━━━━━━━━

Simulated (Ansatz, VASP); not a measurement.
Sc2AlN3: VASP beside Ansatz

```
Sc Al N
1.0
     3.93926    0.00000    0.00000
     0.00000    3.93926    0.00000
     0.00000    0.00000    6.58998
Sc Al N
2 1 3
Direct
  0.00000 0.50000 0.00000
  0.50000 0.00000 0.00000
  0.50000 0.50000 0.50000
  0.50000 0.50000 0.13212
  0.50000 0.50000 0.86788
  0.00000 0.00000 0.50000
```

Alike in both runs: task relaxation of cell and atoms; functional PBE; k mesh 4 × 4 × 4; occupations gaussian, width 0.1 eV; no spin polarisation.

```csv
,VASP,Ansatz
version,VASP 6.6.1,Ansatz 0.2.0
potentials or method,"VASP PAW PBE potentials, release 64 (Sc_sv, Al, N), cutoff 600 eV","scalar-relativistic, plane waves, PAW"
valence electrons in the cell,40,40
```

━━━━━━━━

**Work instruction**
Give the entries again in full, with nothing changed.

**Result**
Simulated (Ansatz, VASP); not a measurement.
Sc2AlN3: VASP beside Ansatz

```
Sc Al N
1.0
     3.93926    0.00000    0.00000
     0.00000    3.93926    0.00000
     0.00000    0.00000    6.58998
Sc Al N
2 1 3
Direct
  0.00000 0.50000 0.00000
  0.50000 0.00000 0.00000
  0.50000 0.50000 0.50000
  0.50000 0.50000 0.13212
  0.50000 0.50000 0.86788
  0.00000 0.00000 0.50000
```

Alike in both runs: task relaxation of cell and atoms; functional PBE; k mesh 4 × 4 × 4; occupations gaussian, width 0.1 eV; no spin polarisation.

```csv
,VASP,Ansatz
version,VASP 6.6.1,Ansatz 0.2.0
potentials or method,"VASP PAW PBE potentials, release 64 (Sc_sv, Al, N), cutoff 600 eV","scalar-relativistic, plane waves, PAW"
valence electrons in the cell,40,40
```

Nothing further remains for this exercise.